▬▬▬

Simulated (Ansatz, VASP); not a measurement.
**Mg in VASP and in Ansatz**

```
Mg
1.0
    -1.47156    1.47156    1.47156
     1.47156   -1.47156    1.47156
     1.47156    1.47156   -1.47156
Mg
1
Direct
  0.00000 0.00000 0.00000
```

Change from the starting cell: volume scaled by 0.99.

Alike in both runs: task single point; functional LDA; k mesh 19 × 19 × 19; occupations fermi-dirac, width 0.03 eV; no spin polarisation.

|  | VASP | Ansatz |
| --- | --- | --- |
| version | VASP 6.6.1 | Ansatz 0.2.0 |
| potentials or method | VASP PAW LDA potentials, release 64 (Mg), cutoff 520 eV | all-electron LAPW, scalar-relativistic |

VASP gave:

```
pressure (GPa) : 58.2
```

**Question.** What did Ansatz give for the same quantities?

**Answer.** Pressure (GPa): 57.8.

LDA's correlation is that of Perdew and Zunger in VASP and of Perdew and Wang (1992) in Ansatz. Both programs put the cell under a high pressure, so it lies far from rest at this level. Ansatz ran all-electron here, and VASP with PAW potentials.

▬▬▬

TASK ITEM:
Look above for the line holding "Change from the", then set down exactly that line and every line after it up to and including the line holding "Pressure (GPa): 57.8.", with nothing else.

TASK SOLUTION:
Change from the starting cell: volume scaled by 0.99.

Alike in both runs: task single point; functional LDA; k mesh 19 × 19 × 19; occupations fermi-dirac, width 0.03 eV; no spin polarisation.

|  | VASP | Ansatz |
| --- | --- | --- |
| version | VASP 6.6.1 | Ansatz 0.2.0 |
| potentials or method | VASP PAW LDA potentials, release 64 (Mg), cutoff 520 eV | all-electron LAPW, scalar-relativistic |

VASP gave:

```
pressure (GPa) : 58.2
```

**Question.** What did Ansatz give for the same quantities?

**Answer.** Pressure (GPa): 57.8.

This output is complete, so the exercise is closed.